Output the full listing exactly, character for character.

Entries provided START

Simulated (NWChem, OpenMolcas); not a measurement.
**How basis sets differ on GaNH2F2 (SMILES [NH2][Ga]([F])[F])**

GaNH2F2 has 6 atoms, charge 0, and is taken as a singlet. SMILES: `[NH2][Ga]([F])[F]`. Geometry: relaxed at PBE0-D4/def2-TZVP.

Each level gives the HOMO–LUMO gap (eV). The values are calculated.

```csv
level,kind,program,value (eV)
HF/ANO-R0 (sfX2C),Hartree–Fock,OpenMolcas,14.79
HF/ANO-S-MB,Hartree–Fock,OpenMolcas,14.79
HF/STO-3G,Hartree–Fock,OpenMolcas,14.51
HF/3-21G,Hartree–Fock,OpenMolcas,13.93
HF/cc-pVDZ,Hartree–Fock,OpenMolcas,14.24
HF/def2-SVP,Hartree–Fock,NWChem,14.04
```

Entries provided END

Problem solution:
Simulated (NWChem, OpenMolcas); not a measurement.
**How basis sets differ on GaNH2F2 (SMILES [NH2][Ga]([F])[F])**

GaNH2F2 has 6 atoms, charge 0, and is taken as a singlet. SMILES: `[NH2][Ga]([F])[F]`. Geometry: relaxed at PBE0-D4/def2-TZVP.

Each level gives the HOMO–LUMO gap (eV). The values are calculated.

```csv
level,kind,program,value (eV)
HF/ANO-R0 (sfX2C),Hartree–Fock,OpenMolcas,14.79
HF/ANO-S-MB,Hartree–Fock,OpenMolcas,14.79
HF/STO-3G,Hartree–Fock,OpenMolcas,14.51
HF/3-21G,Hartree–Fock,OpenMolcas,13.93
HF/cc-pVDZ,Hartree–Fock,OpenMolcas,14.24
HF/def2-SVP,Hartree–Fock,NWChem,14.04
```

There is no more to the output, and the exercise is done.